WORK TASK —
Output exactly the first line of the listing and each line after it, through the line that contains "environment | reason |"; add nothing else.

***

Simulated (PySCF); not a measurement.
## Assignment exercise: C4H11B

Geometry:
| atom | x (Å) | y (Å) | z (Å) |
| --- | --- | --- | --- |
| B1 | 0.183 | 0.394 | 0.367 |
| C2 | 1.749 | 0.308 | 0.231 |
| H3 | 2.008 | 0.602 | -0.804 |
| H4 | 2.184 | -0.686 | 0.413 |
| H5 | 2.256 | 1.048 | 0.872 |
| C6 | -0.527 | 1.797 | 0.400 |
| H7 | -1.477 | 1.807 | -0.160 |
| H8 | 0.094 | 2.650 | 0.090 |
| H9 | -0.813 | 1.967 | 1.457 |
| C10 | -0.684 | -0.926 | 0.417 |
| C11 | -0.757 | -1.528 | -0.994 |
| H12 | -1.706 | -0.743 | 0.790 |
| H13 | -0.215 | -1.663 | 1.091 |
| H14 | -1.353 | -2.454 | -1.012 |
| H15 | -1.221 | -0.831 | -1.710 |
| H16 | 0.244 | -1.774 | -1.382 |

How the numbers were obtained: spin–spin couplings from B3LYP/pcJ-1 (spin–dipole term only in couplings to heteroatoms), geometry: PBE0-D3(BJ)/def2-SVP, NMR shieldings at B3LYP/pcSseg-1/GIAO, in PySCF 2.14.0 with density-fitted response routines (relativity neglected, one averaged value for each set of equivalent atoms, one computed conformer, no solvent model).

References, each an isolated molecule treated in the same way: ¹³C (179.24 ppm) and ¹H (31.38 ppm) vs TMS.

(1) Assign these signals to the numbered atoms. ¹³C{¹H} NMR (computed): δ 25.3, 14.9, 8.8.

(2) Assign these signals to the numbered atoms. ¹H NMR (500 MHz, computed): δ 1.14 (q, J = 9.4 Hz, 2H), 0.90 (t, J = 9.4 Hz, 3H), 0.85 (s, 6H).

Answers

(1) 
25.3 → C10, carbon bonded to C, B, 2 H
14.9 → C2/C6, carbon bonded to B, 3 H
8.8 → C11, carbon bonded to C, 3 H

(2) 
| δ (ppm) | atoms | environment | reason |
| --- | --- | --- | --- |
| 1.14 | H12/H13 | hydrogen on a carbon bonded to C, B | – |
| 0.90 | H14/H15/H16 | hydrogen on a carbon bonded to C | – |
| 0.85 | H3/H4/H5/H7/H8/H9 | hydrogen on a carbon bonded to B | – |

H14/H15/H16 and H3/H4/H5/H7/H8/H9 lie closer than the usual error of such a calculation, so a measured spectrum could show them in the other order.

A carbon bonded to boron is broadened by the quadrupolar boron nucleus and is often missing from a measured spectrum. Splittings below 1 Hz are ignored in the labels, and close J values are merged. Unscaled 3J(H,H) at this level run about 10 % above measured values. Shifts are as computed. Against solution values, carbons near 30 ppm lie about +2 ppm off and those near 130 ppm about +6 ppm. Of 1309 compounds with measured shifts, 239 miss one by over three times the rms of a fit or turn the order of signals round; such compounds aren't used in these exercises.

***

RESULT —
Simulated (PySCF); not a measurement.
## Assignment exercise: C4H11B

Geometry:
| atom | x (Å) | y (Å) | z (Å) |
| --- | --- | --- | --- |
| B1 | 0.183 | 0.394 | 0.367 |
| C2 | 1.749 | 0.308 | 0.231 |
| H3 | 2.008 | 0.602 | -0.804 |
| H4 | 2.184 | -0.686 | 0.413 |
| H5 | 2.256 | 1.048 | 0.872 |
| C6 | -0.527 | 1.797 | 0.400 |
| H7 | -1.477 | 1.807 | -0.160 |
| H8 | 0.094 | 2.650 | 0.090 |
| H9 | -0.813 | 1.967 | 1.457 |
| C10 | -0.684 | -0.926 | 0.417 |
| C11 | -0.757 | -1.528 | -0.994 |
| H12 | -1.706 | -0.743 | 0.790 |
| H13 | -0.215 | -1.663 | 1.091 |
| H14 | -1.353 | -2.454 | -1.012 |
| H15 | -1.221 | -0.831 | -1.710 |
| H16 | 0.244 | -1.774 | -1.382 |

How the numbers were obtained: spin–spin couplings from B3LYP/pcJ-1 (spin–dipole term only in couplings to heteroatoms), geometry: PBE0-D3(BJ)/def2-SVP, NMR shieldings at B3LYP/pcSseg-1/GIAO, in PySCF 2.14.0 with density-fitted response routines (relativity neglected, one averaged value for each set of equivalent atoms, one computed conformer, no solvent model).

References, each an isolated molecule treated in the same way: ¹³C (179.24 ppm) and ¹H (31.38 ppm) vs TMS.

(1) Assign these signals to the numbered atoms. ¹³C{¹H} NMR (computed): δ 25.3, 14.9, 8.8.

(2) Assign these signals to the numbered atoms. ¹H NMR (500 MHz, computed): δ 1.14 (q, J = 9.4 Hz, 2H), 0.90 (t, J = 9.4 Hz, 3H), 0.85 (s, 6H).

Answers

(1) 
25.3 → C10, carbon bonded to C, B, 2 H
14.9 → C2/C6, carbon bonded to B, 3 H
8.8 → C11, carbon bonded to C, 3 H

(2) 
| δ (ppm) | atoms | environment | reason |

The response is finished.